§ **Provided records**:
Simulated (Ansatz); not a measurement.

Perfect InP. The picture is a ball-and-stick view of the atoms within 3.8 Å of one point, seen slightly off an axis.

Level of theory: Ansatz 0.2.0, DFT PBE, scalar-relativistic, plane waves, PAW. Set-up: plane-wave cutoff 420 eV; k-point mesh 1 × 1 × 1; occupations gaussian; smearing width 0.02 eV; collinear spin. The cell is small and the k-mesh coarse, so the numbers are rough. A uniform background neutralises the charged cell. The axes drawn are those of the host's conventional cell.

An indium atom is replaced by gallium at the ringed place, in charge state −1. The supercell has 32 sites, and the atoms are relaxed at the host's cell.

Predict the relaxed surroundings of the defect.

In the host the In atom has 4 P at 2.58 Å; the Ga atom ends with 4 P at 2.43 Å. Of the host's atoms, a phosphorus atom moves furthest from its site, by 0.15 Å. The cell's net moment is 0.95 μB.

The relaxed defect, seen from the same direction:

§ **Work order**: What is needed is an exact copy of the lines above, from the one containing "An indium atom" through the one containing "In the host", with nothing added.

§ **Exercise result**:
An indium atom is replaced by gallium at the ringed place, in charge state −1. The supercell has 32 sites, and the atoms are relaxed at the host's cell.

Predict the relaxed surroundings of the defect.

In the host the In atom has 4 P at 2.58 Å; the Ga atom ends with 4 P at 2.43 Å. Of the host's atoms, a phosphorus atom moves furthest from its site, by 0.15 Å. The cell's net moment is 0.95 μB.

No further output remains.